*WORK ORDER*. Before you finish, make sure each line of the records has been retyped exactly.

EXCERPTED DATA START

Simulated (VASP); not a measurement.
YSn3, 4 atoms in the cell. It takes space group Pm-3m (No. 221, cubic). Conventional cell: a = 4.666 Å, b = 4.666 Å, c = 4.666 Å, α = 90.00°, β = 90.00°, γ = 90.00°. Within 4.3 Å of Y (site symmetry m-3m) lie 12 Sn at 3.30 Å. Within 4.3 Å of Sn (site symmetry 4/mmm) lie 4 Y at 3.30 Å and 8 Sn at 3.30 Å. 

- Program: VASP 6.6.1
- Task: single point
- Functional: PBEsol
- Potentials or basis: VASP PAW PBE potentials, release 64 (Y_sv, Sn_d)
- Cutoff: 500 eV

EXCERPTED DATA END

*WRITTEN REPLY*.
Simulated (VASP); not a measurement.
YSn3, 4 atoms in the cell. It takes space group Pm-3m (No. 221, cubic). Conventional cell: a = 4.666 Å, b = 4.666 Å, c = 4.666 Å, α = 90.00°, β = 90.00°, γ = 90.00°. Within 4.3 Å of Y (site symmetry m-3m) lie 12 Sn at 3.30 Å. Within 4.3 Å of Sn (site symmetry 4/mmm) lie 4 Y at 3.30 Å and 8 Sn at 3.30 Å. 

- Program: VASP 6.6.1
- Task: single point
- Functional: PBEsol
- Potentials or basis: VASP PAW PBE potentials, release 64 (Y_sv, Sn_d)
- Cutoff: 500 eV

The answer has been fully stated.